WORK ITEM | Your response should match the records line for line.

MATERIAL PROVIDED |
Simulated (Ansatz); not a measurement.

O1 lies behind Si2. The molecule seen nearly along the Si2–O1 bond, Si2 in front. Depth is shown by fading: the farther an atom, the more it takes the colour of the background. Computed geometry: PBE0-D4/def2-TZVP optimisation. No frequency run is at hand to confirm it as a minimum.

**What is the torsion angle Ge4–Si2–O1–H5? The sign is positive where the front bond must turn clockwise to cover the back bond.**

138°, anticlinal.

REPLY |
Simulated (Ansatz); not a measurement.

O1 lies behind Si2. The molecule seen nearly along the Si2–O1 bond, Si2 in front. Depth is shown by fading: the farther an atom, the more it takes the colour of the background. Computed geometry: PBE0-D4/def2-TZVP optimisation. No frequency run is at hand to confirm it as a minimum.

**What is the torsion angle Ge4–Si2–O1–H5? The sign is positive where the front bond must turn clockwise to cover the back bond.**

138°, anticlinal.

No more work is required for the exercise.